===============

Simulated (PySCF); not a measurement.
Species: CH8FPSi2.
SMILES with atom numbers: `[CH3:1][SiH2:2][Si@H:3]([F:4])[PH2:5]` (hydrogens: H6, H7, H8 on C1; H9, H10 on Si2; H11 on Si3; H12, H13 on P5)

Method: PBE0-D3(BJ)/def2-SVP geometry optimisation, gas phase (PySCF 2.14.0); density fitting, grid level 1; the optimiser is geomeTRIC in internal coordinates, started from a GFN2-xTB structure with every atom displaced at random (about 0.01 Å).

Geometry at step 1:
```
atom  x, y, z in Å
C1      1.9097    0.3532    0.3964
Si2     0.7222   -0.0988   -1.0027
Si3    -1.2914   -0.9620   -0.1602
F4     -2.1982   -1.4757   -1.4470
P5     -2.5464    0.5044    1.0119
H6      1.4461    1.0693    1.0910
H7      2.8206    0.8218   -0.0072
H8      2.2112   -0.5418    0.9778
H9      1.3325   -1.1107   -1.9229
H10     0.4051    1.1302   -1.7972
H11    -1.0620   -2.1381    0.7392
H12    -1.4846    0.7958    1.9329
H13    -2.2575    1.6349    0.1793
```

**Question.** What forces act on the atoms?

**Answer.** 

===============

_Work instruction_.
Only an exact copy of the entries above will do.

_Response box_.
Simulated (PySCF); not a measurement.
Species: CH8FPSi2.
SMILES with atom numbers: `[CH3:1][SiH2:2][Si@H:3]([F:4])[PH2:5]` (hydrogens: H6, H7, H8 on C1; H9, H10 on Si2; H11 on Si3; H12, H13 on P5)

Method: PBE0-D3(BJ)/def2-SVP geometry optimisation, gas phase (PySCF 2.14.0); density fitting, grid level 1; the optimiser is geomeTRIC in internal coordinates, started from a GFN2-xTB structure with every atom displaced at random (about 0.01 Å).

Geometry at step 1:
```
atom  x, y, z in Å
C1      1.9097    0.3532    0.3964
Si2     0.7222   -0.0988   -1.0027
Si3    -1.2914   -0.9620   -0.1602
F4     -2.1982   -1.4757   -1.4470
P5     -2.5464    0.5044    1.0119
H6      1.4461    1.0693    1.0910
H7      2.8206    0.8218   -0.0072
H8      2.2112   -0.5418    0.9778
H9      1.3325   -1.1107   -1.9229
H10     0.4051    1.1302   -1.7972
H11    -1.0620   -2.1381    0.7392
H12    -1.4846    0.7958    1.9329
H13    -2.2575    1.6349    0.1793
```

**Question.** What forces act on the atoms?

**Answer.** 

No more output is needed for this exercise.